→ ENTRIES SUPPLIED
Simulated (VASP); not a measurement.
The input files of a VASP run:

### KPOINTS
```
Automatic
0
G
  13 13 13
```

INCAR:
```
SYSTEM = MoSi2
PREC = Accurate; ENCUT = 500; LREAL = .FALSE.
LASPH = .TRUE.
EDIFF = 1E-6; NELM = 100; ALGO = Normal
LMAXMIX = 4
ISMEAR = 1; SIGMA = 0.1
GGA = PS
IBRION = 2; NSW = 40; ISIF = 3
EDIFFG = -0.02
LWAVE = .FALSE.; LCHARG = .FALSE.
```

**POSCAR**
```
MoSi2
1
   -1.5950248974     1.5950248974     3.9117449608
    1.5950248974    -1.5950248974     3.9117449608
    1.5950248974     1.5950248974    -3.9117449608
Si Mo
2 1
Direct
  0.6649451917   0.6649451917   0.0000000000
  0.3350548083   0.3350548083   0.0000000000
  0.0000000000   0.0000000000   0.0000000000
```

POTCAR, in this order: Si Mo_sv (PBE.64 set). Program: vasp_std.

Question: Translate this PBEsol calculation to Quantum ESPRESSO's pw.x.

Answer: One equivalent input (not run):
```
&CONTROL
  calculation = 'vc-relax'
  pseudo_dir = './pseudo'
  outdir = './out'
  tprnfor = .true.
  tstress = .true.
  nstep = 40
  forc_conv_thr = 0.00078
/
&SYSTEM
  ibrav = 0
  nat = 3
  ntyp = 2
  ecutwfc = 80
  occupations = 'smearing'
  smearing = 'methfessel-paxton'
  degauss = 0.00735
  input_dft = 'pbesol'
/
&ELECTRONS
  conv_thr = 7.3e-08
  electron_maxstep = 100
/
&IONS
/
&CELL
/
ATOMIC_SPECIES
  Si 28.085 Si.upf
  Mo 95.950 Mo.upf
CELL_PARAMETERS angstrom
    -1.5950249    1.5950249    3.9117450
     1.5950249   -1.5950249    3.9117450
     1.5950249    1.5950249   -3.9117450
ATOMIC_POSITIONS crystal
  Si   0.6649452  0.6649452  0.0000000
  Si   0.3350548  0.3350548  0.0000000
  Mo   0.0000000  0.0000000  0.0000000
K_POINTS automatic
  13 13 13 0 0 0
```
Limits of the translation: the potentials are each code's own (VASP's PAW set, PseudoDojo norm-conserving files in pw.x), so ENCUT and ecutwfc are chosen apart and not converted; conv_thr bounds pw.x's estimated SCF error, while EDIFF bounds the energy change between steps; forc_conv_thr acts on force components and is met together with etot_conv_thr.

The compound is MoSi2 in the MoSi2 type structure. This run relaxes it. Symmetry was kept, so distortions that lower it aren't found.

→ WORK TASK
Copy back the listing above exactly, but only from the line with "Question: Translate this" through the line with "Limits of the", both ends included.

→ WRITTEN RESPONSE
Question: Translate this PBEsol calculation to Quantum ESPRESSO's pw.x.

Answer: One equivalent input (not run):
```
&CONTROL
  calculation = 'vc-relax'
  pseudo_dir = './pseudo'
  outdir = './out'
  tprnfor = .true.
  tstress = .true.
  nstep = 40
  forc_conv_thr = 0.00078
/
&SYSTEM
  ibrav = 0
  nat = 3
  ntyp = 2
  ecutwfc = 80
  occupations = 'smearing'
  smearing = 'methfessel-paxton'
  degauss = 0.00735
  input_dft = 'pbesol'
/
&ELECTRONS
  conv_thr = 7.3e-08
  electron_maxstep = 100
/
&IONS
/
&CELL
/
ATOMIC_SPECIES
  Si 28.085 Si.upf
  Mo 95.950 Mo.upf
CELL_PARAMETERS angstrom
    -1.5950249    1.5950249    3.9117450
     1.5950249   -1.5950249    3.9117450
     1.5950249    1.5950249   -3.9117450
ATOMIC_POSITIONS crystal
  Si   0.6649452  0.6649452  0.0000000
  Si   0.3350548  0.3350548  0.0000000
  Mo   0.0000000  0.0000000  0.0000000
K_POINTS automatic
  13 13 13 0 0 0
```
Limits of the translation: the potentials are each code's own (VASP's PAW set, PseudoDojo norm-conserving files in pw.x), so ENCUT and ecutwfc are chosen apart and not converted; conv_thr bounds pw.x's estimated SCF error, while EDIFF bounds the energy change between steps; forc_conv_thr acts on force components and is met together with etot_conv_thr.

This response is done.